### Brief:
Present the following data again exactly as it is shown.

· · · · · · ·

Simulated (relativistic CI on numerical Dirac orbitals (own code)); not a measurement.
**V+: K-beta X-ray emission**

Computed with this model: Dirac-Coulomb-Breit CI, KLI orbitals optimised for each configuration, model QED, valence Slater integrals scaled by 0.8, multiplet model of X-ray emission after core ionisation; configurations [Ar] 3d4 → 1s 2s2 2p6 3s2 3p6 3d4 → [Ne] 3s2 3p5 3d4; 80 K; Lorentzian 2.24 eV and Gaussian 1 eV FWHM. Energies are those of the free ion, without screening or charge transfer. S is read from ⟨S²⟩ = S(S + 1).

· · · · · · ·

### Response area:
Simulated (relativistic CI on numerical Dirac orbitals (own code)); not a measurement.
**V+: K-beta X-ray emission**

Computed with this model: Dirac-Coulomb-Breit CI, KLI orbitals optimised for each configuration, model QED, valence Slater integrals scaled by 0.8, multiplet model of X-ray emission after core ionisation; configurations [Ar] 3d4 → 1s 2s2 2p6 3s2 3p6 3d4 → [Ne] 3s2 3p5 3d4; 80 K; Lorentzian 2.24 eV and Gaussian 1 eV FWHM. Energies are those of the free ion, without screening or charge transfer. S is read from ⟨S²⟩ = S(S + 1).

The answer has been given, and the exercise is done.